- _Extracted entries_:
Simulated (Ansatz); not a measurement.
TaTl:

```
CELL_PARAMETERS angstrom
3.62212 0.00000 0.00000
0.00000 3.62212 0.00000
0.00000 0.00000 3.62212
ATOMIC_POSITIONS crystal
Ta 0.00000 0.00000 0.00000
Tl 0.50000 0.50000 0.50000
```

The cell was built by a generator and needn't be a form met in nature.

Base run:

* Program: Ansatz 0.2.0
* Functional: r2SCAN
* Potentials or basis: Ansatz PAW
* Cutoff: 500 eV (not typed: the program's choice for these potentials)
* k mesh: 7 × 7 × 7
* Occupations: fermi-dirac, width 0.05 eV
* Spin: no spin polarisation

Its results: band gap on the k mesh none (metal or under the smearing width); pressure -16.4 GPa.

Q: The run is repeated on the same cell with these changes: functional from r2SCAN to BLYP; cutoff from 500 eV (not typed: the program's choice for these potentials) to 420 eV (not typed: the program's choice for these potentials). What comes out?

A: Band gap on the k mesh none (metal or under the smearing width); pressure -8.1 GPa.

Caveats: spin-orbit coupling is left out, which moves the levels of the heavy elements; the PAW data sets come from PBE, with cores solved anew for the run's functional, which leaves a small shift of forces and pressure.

- _Work task_: Only the lines from the one containing "basis: Ansatz PAW" through the one containing "A: Band gap" are to be retyped, both boundary lines included, with no other material.

- _Worked solution_:
* Potentials or basis: Ansatz PAW
* Cutoff: 500 eV (not typed: the program's choice for these potentials)
* k mesh: 7 × 7 × 7
* Occupations: fermi-dirac, width 0.05 eV
* Spin: no spin polarisation

Its results: band gap on the k mesh none (metal or under the smearing width); pressure -16.4 GPa.

Q: The run is repeated on the same cell with these changes: functional from r2SCAN to BLYP; cutoff from 500 eV (not typed: the program's choice for these potentials) to 420 eV (not typed: the program's choice for these potentials). What comes out?

A: Band gap on the k mesh none (metal or under the smearing width); pressure -8.1 GPa.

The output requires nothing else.